• ACTION ITEM:
Beginning at the top of the data below, write out every line exactly until you reach the line with "Potentials or basis: VASP", and include that line.

• SOURCE INFORMATION:
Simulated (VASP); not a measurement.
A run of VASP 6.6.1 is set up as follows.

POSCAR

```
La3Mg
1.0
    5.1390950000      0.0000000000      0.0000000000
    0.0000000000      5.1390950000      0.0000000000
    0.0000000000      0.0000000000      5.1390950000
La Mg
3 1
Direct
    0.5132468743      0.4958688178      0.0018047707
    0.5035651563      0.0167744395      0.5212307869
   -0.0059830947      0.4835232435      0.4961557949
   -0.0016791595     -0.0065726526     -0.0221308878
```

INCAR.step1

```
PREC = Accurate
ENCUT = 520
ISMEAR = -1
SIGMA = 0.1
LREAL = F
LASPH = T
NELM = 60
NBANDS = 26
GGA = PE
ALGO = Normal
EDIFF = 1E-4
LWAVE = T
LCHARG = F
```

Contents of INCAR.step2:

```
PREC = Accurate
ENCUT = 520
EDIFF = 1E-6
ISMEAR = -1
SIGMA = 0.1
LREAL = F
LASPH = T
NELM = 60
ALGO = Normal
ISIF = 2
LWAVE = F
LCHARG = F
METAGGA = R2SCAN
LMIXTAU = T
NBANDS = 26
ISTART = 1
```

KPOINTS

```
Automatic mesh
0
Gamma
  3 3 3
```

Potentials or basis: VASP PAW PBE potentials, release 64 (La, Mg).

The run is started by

• TASK OUTPUT:
Simulated (VASP); not a measurement.
A run of VASP 6.6.1 is set up as follows.

POSCAR

```
La3Mg
1.0
    5.1390950000      0.0000000000      0.0000000000
    0.0000000000      5.1390950000      0.0000000000
    0.0000000000      0.0000000000      5.1390950000
La Mg
3 1
Direct
    0.5132468743      0.4958688178      0.0018047707
    0.5035651563      0.0167744395      0.5212307869
   -0.0059830947      0.4835232435      0.4961557949
   -0.0016791595     -0.0065726526     -0.0221308878
```

INCAR.step1

```
PREC = Accurate
ENCUT = 520
ISMEAR = -1
SIGMA = 0.1
LREAL = F
LASPH = T
NELM = 60
NBANDS = 26
GGA = PE
ALGO = Normal
EDIFF = 1E-4
LWAVE = T
LCHARG = F
```

Contents of INCAR.step2:

```
PREC = Accurate
ENCUT = 520
EDIFF = 1E-6
ISMEAR = -1
SIGMA = 0.1
LREAL = F
LASPH = T
NELM = 60
ALGO = Normal
ISIF = 2
LWAVE = F
LCHARG = F
METAGGA = R2SCAN
LMIXTAU = T
NBANDS = 26
ISTART = 1
```

KPOINTS

```
Automatic mesh
0
Gamma
  3 3 3
```

Potentials or basis: VASP PAW PBE potentials, release 64 (La, Mg).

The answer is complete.